» Supplied entries:
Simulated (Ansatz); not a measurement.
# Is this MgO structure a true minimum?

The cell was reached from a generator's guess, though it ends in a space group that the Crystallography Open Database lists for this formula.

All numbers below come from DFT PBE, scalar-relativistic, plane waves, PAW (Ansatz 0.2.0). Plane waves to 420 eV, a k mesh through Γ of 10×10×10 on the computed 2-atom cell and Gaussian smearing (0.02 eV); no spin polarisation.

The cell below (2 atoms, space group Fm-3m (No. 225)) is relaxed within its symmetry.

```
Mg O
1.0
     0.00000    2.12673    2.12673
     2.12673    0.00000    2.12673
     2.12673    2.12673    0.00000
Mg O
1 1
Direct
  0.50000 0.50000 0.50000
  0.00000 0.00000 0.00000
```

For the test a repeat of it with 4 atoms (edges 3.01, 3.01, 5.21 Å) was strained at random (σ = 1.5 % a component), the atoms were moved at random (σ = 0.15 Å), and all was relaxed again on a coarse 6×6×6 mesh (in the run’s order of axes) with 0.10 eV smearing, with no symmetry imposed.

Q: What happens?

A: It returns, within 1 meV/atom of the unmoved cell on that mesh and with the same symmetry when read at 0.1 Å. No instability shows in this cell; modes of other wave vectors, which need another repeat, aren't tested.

» Assignment: Please reproduce each entry exactly as it appears.

» Written response:
Simulated (Ansatz); not a measurement.
# Is this MgO structure a true minimum?

The cell was reached from a generator's guess, though it ends in a space group that the Crystallography Open Database lists for this formula.

All numbers below come from DFT PBE, scalar-relativistic, plane waves, PAW (Ansatz 0.2.0). Plane waves to 420 eV, a k mesh through Γ of 10×10×10 on the computed 2-atom cell and Gaussian smearing (0.02 eV); no spin polarisation.

The cell below (2 atoms, space group Fm-3m (No. 225)) is relaxed within its symmetry.

```
Mg O
1.0
     0.00000    2.12673    2.12673
     2.12673    0.00000    2.12673
     2.12673    2.12673    0.00000
Mg O
1 1
Direct
  0.50000 0.50000 0.50000
  0.00000 0.00000 0.00000
```

For the test a repeat of it with 4 atoms (edges 3.01, 3.01, 5.21 Å) was strained at random (σ = 1.5 % a component), the atoms were moved at random (σ = 0.15 Å), and all was relaxed again on a coarse 6×6×6 mesh (in the run’s order of axes) with 0.10 eV smearing, with no symmetry imposed.

Q: What happens?

A: It returns, within 1 meV/atom of the unmoved cell on that mesh and with the same symmetry when read at 0.1 Å. No instability shows in this cell; modes of other wave vectors, which need another repeat, aren't tested.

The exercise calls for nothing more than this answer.